• **REQUIRED ACTION**: Reproduce all the data, character for character.

• **DATA SHOWN**:
*** Begin section ***

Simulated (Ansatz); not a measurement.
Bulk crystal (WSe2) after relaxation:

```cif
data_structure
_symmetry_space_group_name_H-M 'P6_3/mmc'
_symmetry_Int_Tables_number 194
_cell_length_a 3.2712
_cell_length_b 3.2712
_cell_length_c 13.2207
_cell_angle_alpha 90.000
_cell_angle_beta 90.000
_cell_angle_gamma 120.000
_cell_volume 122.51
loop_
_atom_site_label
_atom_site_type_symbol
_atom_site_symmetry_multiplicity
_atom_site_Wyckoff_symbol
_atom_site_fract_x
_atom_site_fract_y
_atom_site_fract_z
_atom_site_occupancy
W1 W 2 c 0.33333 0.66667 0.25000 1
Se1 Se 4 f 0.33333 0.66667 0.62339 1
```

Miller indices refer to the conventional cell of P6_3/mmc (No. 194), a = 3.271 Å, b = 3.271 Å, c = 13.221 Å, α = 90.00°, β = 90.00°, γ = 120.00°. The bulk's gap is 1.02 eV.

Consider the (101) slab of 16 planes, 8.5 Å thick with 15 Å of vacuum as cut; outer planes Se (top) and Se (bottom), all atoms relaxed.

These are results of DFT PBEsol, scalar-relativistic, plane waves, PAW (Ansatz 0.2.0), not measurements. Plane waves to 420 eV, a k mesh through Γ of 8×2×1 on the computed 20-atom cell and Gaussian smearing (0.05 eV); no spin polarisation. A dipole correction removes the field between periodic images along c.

*** End section ***

• **YOUR RESPONSE**:
Simulated (Ansatz); not a measurement.
Bulk crystal (WSe2) after relaxation:

```cif
data_structure
_symmetry_space_group_name_H-M 'P6_3/mmc'
_symmetry_Int_Tables_number 194
_cell_length_a 3.2712
_cell_length_b 3.2712
_cell_length_c 13.2207
_cell_angle_alpha 90.000
_cell_angle_beta 90.000
_cell_angle_gamma 120.000
_cell_volume 122.51
loop_
_atom_site_label
_atom_site_type_symbol
_atom_site_symmetry_multiplicity
_atom_site_Wyckoff_symbol
_atom_site_fract_x
_atom_site_fract_y
_atom_site_fract_z
_atom_site_occupancy
W1 W 2 c 0.33333 0.66667 0.25000 1
Se1 Se 4 f 0.33333 0.66667 0.62339 1
```

Miller indices refer to the conventional cell of P6_3/mmc (No. 194), a = 3.271 Å, b = 3.271 Å, c = 13.221 Å, α = 90.00°, β = 90.00°, γ = 120.00°. The bulk's gap is 1.02 eV.

Consider the (101) slab of 16 planes, 8.5 Å thick with 15 Å of vacuum as cut; outer planes Se (top) and Se (bottom), all atoms relaxed.

These are results of DFT PBEsol, scalar-relativistic, plane waves, PAW (Ansatz 0.2.0), not measurements. Plane waves to 420 eV, a k mesh through Γ of 8×2×1 on the computed 20-atom cell and Gaussian smearing (0.05 eV); no spin polarisation. A dipole correction removes the field between periodic images along c.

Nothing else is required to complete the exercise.